* _Required action_:
The full listing below must be printed exactly, word for word.

* _Data excerpts_:
════════

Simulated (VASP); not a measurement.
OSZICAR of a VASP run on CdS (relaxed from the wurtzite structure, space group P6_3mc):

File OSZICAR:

════════

* _Exercise response_:
Simulated (VASP); not a measurement.
OSZICAR of a VASP run on CdS (relaxed from the wurtzite structure, space group P6_3mc):

File OSZICAR:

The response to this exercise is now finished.